■ Supplied information ■
------------------------------

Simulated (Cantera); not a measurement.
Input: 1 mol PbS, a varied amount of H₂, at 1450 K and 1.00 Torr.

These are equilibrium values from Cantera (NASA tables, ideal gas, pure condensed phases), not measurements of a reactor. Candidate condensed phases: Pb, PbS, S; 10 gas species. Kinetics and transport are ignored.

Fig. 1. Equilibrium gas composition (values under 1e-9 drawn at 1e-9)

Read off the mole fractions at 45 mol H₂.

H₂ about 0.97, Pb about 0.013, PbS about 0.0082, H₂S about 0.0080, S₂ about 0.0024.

------------------------------

■ Assignment ■
In the data above, find the line that contains "Read off the mole fractions at 45 mol H₂.", then reproduce exactly every line from the first line through that line.

■ Answer space ■
Simulated (Cantera); not a measurement.
Input: 1 mol PbS, a varied amount of H₂, at 1450 K and 1.00 Torr.

These are equilibrium values from Cantera (NASA tables, ideal gas, pure condensed phases), not measurements of a reactor. Candidate condensed phases: Pb, PbS, S; 10 gas species. Kinetics and transport are ignored.

Fig. 1. Equilibrium gas composition (values under 1e-9 drawn at 1e-9)

Read off the mole fractions at 45 mol H₂.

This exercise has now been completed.